*Activity*.
What is needed is an exact transcription of every record.

*Data to examine*.
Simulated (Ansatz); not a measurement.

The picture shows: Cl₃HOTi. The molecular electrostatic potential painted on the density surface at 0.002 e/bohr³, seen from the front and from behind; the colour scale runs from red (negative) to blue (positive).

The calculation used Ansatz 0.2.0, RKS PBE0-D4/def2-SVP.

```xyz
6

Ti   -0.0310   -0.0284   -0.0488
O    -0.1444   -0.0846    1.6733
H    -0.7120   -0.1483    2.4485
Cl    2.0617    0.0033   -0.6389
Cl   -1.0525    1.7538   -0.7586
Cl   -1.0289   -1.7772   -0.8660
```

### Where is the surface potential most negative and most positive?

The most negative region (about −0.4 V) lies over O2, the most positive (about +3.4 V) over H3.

*Exercise solution*.
Simulated (Ansatz); not a measurement.

The picture shows: Cl₃HOTi. The molecular electrostatic potential painted on the density surface at 0.002 e/bohr³, seen from the front and from behind; the colour scale runs from red (negative) to blue (positive).

The calculation used Ansatz 0.2.0, RKS PBE0-D4/def2-SVP.

```xyz
6

Ti   -0.0310   -0.0284   -0.0488
O    -0.1444   -0.0846    1.6733
H    -0.7120   -0.1483    2.4485
Cl    2.0617    0.0033   -0.6389
Cl   -1.0525    1.7538   -0.7586
Cl   -1.0289   -1.7772   -0.8660
```

### Where is the surface potential most negative and most positive?

The most negative region (about −0.4 V) lies over O2, the most positive (about +3.4 V) over H3.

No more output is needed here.